Keeping every line intact, print the records that follow.

◆ **Available data**:
--- --- ---

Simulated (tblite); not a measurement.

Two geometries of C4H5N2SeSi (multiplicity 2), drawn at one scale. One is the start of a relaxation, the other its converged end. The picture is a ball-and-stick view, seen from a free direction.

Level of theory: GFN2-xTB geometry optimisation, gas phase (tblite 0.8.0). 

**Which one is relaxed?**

--- --- ---

◆ **Response area**:
Simulated (tblite); not a measurement.

Two geometries of C4H5N2SeSi (multiplicity 2), drawn at one scale. One is the start of a relaxation, the other its converged end. The picture is a ball-and-stick view, seen from a free direction.

Level of theory: GFN2-xTB geometry optimisation, gas phase (tblite 0.8.0). 

**Which one is relaxed?**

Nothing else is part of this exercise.